## Task item
Write out the listing below exactly, beginning at its first line and ending with the line that contains "Doubt: the forces".

## Entries supplied
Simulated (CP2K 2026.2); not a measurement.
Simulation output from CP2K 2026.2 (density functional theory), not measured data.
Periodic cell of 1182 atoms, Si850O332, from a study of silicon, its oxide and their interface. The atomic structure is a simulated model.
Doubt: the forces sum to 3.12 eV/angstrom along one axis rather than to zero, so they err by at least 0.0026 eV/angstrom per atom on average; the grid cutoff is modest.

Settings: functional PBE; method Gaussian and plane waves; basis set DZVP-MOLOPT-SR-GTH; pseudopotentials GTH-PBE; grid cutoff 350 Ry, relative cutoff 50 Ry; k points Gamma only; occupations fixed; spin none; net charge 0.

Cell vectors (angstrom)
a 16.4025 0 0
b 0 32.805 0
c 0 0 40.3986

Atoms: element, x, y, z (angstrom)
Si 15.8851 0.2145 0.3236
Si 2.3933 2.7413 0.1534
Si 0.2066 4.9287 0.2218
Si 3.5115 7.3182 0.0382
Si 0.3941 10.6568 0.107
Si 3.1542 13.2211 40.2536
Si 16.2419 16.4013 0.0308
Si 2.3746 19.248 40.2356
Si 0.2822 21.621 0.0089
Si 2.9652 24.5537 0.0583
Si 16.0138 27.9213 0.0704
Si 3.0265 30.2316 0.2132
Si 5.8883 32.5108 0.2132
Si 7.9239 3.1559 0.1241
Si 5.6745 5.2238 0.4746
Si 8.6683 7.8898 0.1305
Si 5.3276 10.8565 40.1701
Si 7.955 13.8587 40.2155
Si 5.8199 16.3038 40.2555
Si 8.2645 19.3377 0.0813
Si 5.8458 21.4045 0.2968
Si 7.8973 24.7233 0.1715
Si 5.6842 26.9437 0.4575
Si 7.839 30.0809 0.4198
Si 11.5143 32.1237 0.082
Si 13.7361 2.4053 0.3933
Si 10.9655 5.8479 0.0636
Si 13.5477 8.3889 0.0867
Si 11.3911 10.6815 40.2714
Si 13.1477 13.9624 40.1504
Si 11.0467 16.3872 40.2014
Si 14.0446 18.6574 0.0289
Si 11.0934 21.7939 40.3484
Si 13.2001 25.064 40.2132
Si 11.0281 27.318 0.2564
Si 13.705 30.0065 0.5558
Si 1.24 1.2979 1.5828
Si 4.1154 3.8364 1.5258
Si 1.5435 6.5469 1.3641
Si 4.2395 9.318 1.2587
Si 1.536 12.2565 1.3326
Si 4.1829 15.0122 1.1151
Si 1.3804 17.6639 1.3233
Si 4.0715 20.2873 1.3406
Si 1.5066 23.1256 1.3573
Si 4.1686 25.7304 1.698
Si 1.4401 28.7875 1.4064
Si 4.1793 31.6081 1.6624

## Task answer
Simulated (CP2K 2026.2); not a measurement.
Simulation output from CP2K 2026.2 (density functional theory), not measured data.
Periodic cell of 1182 atoms, Si850O332, from a study of silicon, its oxide and their interface. The atomic structure is a simulated model.
Doubt: the forces sum to 3.12 eV/angstrom along one axis rather than to zero, so they err by at least 0.0026 eV/angstrom per atom on average; the grid cutoff is modest.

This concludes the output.